# Assigned task:
Transcribe the records word for word, beginning with the first line and ending with the line that contains "Dispersion adds attraction, which"; include nothing else.

# Data excerpts:
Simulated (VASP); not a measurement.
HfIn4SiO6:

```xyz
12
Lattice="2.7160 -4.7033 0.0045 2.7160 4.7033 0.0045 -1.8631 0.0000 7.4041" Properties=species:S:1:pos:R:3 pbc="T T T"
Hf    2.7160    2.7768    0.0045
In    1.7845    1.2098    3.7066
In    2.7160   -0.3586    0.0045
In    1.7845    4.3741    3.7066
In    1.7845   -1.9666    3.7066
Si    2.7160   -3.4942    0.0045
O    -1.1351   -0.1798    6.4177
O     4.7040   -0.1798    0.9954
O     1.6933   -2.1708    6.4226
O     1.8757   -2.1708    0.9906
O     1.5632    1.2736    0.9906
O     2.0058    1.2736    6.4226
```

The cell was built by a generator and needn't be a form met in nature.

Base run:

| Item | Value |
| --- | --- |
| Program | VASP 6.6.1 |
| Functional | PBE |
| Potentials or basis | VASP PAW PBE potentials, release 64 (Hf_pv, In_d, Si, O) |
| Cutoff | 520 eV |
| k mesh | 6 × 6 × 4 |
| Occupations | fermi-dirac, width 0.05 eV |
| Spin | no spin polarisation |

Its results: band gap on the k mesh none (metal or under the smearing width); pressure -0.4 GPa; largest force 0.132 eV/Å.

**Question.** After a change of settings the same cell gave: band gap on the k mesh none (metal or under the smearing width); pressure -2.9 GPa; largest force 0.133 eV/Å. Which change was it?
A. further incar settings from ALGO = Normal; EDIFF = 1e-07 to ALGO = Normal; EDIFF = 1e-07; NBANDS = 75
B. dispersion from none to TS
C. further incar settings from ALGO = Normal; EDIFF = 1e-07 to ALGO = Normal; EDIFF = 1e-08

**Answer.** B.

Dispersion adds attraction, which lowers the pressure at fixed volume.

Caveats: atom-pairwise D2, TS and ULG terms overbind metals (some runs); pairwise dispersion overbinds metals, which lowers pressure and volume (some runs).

# Result:
Simulated (VASP); not a measurement.
HfIn4SiO6:

```xyz
12
Lattice="2.7160 -4.7033 0.0045 2.7160 4.7033 0.0045 -1.8631 0.0000 7.4041" Properties=species:S:1:pos:R:3 pbc="T T T"
Hf    2.7160    2.7768    0.0045
In    1.7845    1.2098    3.7066
In    2.7160   -0.3586    0.0045
In    1.7845    4.3741    3.7066
In    1.7845   -1.9666    3.7066
Si    2.7160   -3.4942    0.0045
O    -1.1351   -0.1798    6.4177
O     4.7040   -0.1798    0.9954
O     1.6933   -2.1708    6.4226
O     1.8757   -2.1708    0.9906
O     1.5632    1.2736    0.9906
O     2.0058    1.2736    6.4226
```

The cell was built by a generator and needn't be a form met in nature.

Base run:

| Item | Value |
| --- | --- |
| Program | VASP 6.6.1 |
| Functional | PBE |
| Potentials or basis | VASP PAW PBE potentials, release 64 (Hf_pv, In_d, Si, O) |
| Cutoff | 520 eV |
| k mesh | 6 × 6 × 4 |
| Occupations | fermi-dirac, width 0.05 eV |
| Spin | no spin polarisation |

Its results: band gap on the k mesh none (metal or under the smearing width); pressure -0.4 GPa; largest force 0.132 eV/Å.

**Question.** After a change of settings the same cell gave: band gap on the k mesh none (metal or under the smearing width); pressure -2.9 GPa; largest force 0.133 eV/Å. Which change was it?
A. further incar settings from ALGO = Normal; EDIFF = 1e-07 to ALGO = Normal; EDIFF = 1e-07; NBANDS = 75
B. dispersion from none to TS
C. further incar settings from ALGO = Normal; EDIFF = 1e-07 to ALGO = Normal; EDIFF = 1e-08

**Answer.** B.

Dispersion adds attraction, which lowers the pressure at fixed volume.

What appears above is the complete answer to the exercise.